---+---

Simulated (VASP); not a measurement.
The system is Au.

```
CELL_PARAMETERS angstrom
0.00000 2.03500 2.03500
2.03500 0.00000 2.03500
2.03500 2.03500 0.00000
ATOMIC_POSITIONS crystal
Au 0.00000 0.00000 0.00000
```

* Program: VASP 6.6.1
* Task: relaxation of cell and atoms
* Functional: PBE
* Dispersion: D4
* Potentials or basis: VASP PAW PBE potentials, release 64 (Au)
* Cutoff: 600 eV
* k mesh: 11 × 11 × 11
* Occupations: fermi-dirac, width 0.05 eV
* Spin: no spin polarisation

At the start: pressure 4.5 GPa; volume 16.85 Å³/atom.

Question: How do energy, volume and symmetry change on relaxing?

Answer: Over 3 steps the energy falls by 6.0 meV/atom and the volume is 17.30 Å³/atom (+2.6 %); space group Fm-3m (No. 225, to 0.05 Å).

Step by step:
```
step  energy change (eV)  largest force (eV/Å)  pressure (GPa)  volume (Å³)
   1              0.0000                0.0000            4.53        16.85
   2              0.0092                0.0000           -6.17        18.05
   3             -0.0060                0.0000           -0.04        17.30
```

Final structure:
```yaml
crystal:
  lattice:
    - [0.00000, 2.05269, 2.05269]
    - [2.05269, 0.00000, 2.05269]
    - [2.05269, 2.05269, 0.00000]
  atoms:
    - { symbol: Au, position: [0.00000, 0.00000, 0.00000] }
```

---+---

• **ASSIGNMENT**: Out of the material above, output word for word the line with "Program: VASP 6.6.1", the line with "At the start: pressure", and all lines between them, with nothing else.

• **ANSWER AREA**:
* Program: VASP 6.6.1
* Task: relaxation of cell and atoms
* Functional: PBE
* Dispersion: D4
* Potentials or basis: VASP PAW PBE potentials, release 64 (Au)
* Cutoff: 600 eV
* k mesh: 11 × 11 × 11
* Occupations: fermi-dirac, width 0.05 eV
* Spin: no spin polarisation

At the start: pressure 4.5 GPa; volume 16.85 Å³/atom.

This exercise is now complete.